WORK ITEM
Nothing in the records may change when you print them out again.

SUPPLIED DATA
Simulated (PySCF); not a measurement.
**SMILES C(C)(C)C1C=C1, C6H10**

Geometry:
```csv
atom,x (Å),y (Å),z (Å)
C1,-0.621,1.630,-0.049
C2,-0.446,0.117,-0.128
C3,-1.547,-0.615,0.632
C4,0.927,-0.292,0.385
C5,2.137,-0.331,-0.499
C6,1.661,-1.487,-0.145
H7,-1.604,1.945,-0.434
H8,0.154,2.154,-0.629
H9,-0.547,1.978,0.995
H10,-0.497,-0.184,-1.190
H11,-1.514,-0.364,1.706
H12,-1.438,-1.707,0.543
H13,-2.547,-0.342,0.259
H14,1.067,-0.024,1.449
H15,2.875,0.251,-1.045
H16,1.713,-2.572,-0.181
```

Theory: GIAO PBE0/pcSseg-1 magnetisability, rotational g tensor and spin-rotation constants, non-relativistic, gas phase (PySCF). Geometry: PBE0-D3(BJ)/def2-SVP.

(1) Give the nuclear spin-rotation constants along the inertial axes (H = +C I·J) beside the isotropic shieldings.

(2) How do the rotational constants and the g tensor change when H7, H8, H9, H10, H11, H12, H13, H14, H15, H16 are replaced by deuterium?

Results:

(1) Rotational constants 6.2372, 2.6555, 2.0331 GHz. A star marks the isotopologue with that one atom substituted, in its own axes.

TASK RESPONSE
Simulated (PySCF); not a measurement.
**SMILES C(C)(C)C1C=C1, C6H10**

Geometry:
```csv
atom,x (Å),y (Å),z (Å)
C1,-0.621,1.630,-0.049
C2,-0.446,0.117,-0.128
C3,-1.547,-0.615,0.632
C4,0.927,-0.292,0.385
C5,2.137,-0.331,-0.499
C6,1.661,-1.487,-0.145
H7,-1.604,1.945,-0.434
H8,0.154,2.154,-0.629
H9,-0.547,1.978,0.995
H10,-0.497,-0.184,-1.190
H11,-1.514,-0.364,1.706
H12,-1.438,-1.707,0.543
H13,-2.547,-0.342,0.259
H14,1.067,-0.024,1.449
H15,2.875,0.251,-1.045
H16,1.713,-2.572,-0.181
```

Theory: GIAO PBE0/pcSseg-1 magnetisability, rotational g tensor and spin-rotation constants, non-relativistic, gas phase (PySCF). Geometry: PBE0-D3(BJ)/def2-SVP.

(1) Give the nuclear spin-rotation constants along the inertial axes (H = +C I·J) beside the isotropic shieldings.

(2) How do the rotational constants and the g tensor change when H7, H8, H9, H10, H11, H12, H13, H14, H15, H16 are replaced by deuterium?

Results:

(1) Rotational constants 6.2372, 2.6555, 2.0331 GHz. A star marks the isotopologue with that one atom substituted, in its own axes.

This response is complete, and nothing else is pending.